__Action item__
Starting with the first line of the data that follows, transcribe every line verbatim until the line containing "Card P (geometry" has been transcribed.

++++++++++

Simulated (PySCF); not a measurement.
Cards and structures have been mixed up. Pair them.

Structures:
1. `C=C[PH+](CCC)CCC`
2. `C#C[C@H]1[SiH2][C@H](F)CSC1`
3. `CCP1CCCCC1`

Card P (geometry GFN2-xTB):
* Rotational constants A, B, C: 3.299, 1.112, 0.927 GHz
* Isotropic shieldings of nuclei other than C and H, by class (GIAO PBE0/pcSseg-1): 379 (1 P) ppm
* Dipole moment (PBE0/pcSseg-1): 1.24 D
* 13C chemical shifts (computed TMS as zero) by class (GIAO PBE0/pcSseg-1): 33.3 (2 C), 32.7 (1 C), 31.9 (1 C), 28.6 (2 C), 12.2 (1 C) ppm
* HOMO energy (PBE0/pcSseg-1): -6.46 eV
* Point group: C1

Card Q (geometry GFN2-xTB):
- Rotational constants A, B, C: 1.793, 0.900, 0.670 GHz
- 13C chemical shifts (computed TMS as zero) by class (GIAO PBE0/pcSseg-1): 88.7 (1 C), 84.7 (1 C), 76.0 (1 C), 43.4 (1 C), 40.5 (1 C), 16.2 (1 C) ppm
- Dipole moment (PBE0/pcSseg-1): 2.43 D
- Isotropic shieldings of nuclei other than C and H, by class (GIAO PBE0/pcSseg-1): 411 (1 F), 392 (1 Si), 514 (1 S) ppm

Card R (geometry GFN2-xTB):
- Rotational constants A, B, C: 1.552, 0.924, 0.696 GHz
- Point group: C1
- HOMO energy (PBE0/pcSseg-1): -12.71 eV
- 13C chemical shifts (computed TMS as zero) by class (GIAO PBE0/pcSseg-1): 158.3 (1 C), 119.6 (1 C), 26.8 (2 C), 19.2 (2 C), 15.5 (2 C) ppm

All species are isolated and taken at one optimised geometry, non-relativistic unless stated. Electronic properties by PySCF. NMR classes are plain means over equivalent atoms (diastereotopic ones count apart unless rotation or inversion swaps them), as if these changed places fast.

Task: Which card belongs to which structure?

++++++++++

__Written solution__
Simulated (PySCF); not a measurement.
Cards and structures have been mixed up. Pair them.

Structures:
1. `C=C[PH+](CCC)CCC`
2. `C#C[C@H]1[SiH2][C@H](F)CSC1`
3. `CCP1CCCCC1`

Card P (geometry GFN2-xTB):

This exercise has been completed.